Assigned task:
Starting with the line that contains "The same run" and stopping after the line that contains "Problem. What changes?", copy the entries below exactly. Include nothing else.

Data for analysis:
━━━━━━━━━━━━━━━━━━━━━━━━━━━━━━
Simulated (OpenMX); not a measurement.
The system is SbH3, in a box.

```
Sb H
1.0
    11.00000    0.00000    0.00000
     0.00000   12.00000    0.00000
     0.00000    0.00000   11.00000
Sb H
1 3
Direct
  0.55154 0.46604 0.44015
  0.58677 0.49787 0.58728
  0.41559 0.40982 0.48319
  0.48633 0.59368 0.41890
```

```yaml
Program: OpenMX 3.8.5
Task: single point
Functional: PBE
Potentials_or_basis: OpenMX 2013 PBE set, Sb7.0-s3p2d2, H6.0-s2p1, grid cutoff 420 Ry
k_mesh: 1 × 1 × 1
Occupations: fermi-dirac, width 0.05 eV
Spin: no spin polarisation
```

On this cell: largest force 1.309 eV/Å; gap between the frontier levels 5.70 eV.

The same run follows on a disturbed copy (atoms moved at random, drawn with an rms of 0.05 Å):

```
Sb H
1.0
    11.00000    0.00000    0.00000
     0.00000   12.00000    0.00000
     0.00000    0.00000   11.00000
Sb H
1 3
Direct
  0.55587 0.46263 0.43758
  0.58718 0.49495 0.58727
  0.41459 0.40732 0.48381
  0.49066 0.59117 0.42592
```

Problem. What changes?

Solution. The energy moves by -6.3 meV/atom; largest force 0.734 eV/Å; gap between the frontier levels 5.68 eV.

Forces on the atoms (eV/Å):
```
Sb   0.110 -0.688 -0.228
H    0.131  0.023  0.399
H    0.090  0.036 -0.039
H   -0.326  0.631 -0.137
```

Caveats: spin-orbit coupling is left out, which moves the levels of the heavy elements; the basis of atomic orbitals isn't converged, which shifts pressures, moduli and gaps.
━━━━━━━━━━━━━━━━━━━━━━━━━━━━━━

Exercise result:
The same run follows on a disturbed copy (atoms moved at random, drawn with an rms of 0.05 Å):

```
Sb H
1.0
    11.00000    0.00000    0.00000
     0.00000   12.00000    0.00000
     0.00000    0.00000   11.00000
Sb H
1 3
Direct
  0.55587 0.46263 0.43758
  0.58718 0.49495 0.58727
  0.41459 0.40732 0.48381
  0.49066 0.59117 0.42592
```

Problem. What changes?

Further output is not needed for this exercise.